>>>

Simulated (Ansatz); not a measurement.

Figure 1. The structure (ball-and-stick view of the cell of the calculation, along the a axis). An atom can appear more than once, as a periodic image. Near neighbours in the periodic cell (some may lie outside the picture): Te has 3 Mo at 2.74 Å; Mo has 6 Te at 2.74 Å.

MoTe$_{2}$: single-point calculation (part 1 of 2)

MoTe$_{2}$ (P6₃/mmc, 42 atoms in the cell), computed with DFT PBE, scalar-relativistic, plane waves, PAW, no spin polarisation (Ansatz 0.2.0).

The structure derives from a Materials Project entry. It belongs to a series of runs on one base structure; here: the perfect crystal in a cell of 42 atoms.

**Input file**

<<<

REQUIRED ACTION: The required output is the set of lines from the first line of the data through the line that contains "The structure derives", transcribed exactly.

TASK OUTPUT:
Simulated (Ansatz); not a measurement.

Figure 1. The structure (ball-and-stick view of the cell of the calculation, along the a axis). An atom can appear more than once, as a periodic image. Near neighbours in the periodic cell (some may lie outside the picture): Te has 3 Mo at 2.74 Å; Mo has 6 Te at 2.74 Å.

MoTe$_{2}$: single-point calculation (part 1 of 2)

MoTe$_{2}$ (P6₃/mmc, 42 atoms in the cell), computed with DFT PBE, scalar-relativistic, plane waves, PAW, no spin polarisation (Ansatz 0.2.0).

The structure derives from a Materials Project entry. It belongs to a series of runs on one base structure; here: the perfect crystal in a cell of 42 atoms.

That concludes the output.